*Work item*
Nothing but the lines from the start of the entries through the line containing "Fill in the values left out." should appear in the answer, each given exactly.

Dataset excerpts: Begin
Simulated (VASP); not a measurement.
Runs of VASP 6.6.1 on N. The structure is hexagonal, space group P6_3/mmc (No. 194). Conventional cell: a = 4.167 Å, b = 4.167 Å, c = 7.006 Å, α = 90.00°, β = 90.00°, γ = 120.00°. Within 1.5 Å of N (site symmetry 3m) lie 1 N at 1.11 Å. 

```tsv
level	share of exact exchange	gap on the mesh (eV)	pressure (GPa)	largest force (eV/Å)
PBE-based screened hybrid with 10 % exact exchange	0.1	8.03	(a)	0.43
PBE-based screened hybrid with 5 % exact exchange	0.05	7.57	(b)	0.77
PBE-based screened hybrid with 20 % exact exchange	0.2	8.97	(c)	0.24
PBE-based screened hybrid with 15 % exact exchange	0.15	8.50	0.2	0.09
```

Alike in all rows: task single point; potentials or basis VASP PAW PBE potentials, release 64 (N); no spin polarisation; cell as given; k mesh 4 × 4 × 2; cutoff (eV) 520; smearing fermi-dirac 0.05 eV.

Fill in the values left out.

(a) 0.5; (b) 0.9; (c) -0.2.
Dataset excerpts: End

*Your solution*
Simulated (VASP); not a measurement.
Runs of VASP 6.6.1 on N. The structure is hexagonal, space group P6_3/mmc (No. 194). Conventional cell: a = 4.167 Å, b = 4.167 Å, c = 7.006 Å, α = 90.00°, β = 90.00°, γ = 120.00°. Within 1.5 Å of N (site symmetry 3m) lie 1 N at 1.11 Å. 

```tsv
level	share of exact exchange	gap on the mesh (eV)	pressure (GPa)	largest force (eV/Å)
PBE-based screened hybrid with 10 % exact exchange	0.1	8.03	(a)	0.43
PBE-based screened hybrid with 5 % exact exchange	0.05	7.57	(b)	0.77
PBE-based screened hybrid with 20 % exact exchange	0.2	8.97	(c)	0.24
PBE-based screened hybrid with 15 % exact exchange	0.15	8.50	0.2	0.09
```

Alike in all rows: task single point; potentials or basis VASP PAW PBE potentials, release 64 (N); no spin polarisation; cell as given; k mesh 4 × 4 × 2; cutoff (eV) 520; smearing fermi-dirac 0.05 eV.

Fill in the values left out.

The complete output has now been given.